**Required action:** The lines below, all of them, should be returned exactly as they appear.

**Supplied data:**
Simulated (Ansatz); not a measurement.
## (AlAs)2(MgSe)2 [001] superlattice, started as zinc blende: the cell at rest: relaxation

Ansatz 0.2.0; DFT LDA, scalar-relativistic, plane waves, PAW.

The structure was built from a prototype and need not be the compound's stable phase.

**Written solution:**
Simulated (Ansatz); not a measurement.
## (AlAs)2(MgSe)2 [001] superlattice, started as zinc blende: the cell at rest: relaxation

Ansatz 0.2.0; DFT LDA, scalar-relativistic, plane waves, PAW.

The structure was built from a prototype and need not be the compound's stable phase.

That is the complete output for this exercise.